* _WORK INSTRUCTION_: Lines after the one containing "The cell was" are to be omitted; print exactly each line from the start of the records up to and including it.

┄┄┄┄┄┄┄┄┄┄┄┄┄┄┄┄┄┄┄┄

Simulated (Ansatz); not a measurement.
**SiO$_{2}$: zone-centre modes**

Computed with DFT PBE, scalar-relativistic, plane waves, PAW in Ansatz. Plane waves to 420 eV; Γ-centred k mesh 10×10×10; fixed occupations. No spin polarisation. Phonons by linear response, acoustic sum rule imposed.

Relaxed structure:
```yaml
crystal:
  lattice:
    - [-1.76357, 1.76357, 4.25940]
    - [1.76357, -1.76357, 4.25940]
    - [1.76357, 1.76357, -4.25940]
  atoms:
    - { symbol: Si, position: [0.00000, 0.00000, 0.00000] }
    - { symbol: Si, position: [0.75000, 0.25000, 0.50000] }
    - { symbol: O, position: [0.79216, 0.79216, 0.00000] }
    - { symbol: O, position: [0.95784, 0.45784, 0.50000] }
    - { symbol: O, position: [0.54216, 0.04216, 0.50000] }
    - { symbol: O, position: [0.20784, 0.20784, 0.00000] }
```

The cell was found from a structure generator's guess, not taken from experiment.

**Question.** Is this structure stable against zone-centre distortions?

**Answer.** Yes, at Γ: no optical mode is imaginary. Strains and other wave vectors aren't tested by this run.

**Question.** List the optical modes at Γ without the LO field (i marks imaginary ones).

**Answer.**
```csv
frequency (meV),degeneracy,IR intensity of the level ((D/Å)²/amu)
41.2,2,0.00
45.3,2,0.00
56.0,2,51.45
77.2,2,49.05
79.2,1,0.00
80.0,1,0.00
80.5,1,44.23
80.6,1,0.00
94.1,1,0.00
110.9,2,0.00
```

┄┄┄┄┄┄┄┄┄┄┄┄┄┄┄┄┄┄┄┄

* _YOUR RESPONSE_:
Simulated (Ansatz); not a measurement.
**SiO$_{2}$: zone-centre modes**

Computed with DFT PBE, scalar-relativistic, plane waves, PAW in Ansatz. Plane waves to 420 eV; Γ-centred k mesh 10×10×10; fixed occupations. No spin polarisation. Phonons by linear response, acoustic sum rule imposed.

Relaxed structure:
```yaml
crystal:
  lattice:
    - [-1.76357, 1.76357, 4.25940]
    - [1.76357, -1.76357, 4.25940]
    - [1.76357, 1.76357, -4.25940]
  atoms:
    - { symbol: Si, position: [0.00000, 0.00000, 0.00000] }
    - { symbol: Si, position: [0.75000, 0.25000, 0.50000] }
    - { symbol: O, position: [0.79216, 0.79216, 0.00000] }
    - { symbol: O, position: [0.95784, 0.45784, 0.50000] }
    - { symbol: O, position: [0.54216, 0.04216, 0.50000] }
    - { symbol: O, position: [0.20784, 0.20784, 0.00000] }
```

The cell was found from a structure generator's guess, not taken from experiment.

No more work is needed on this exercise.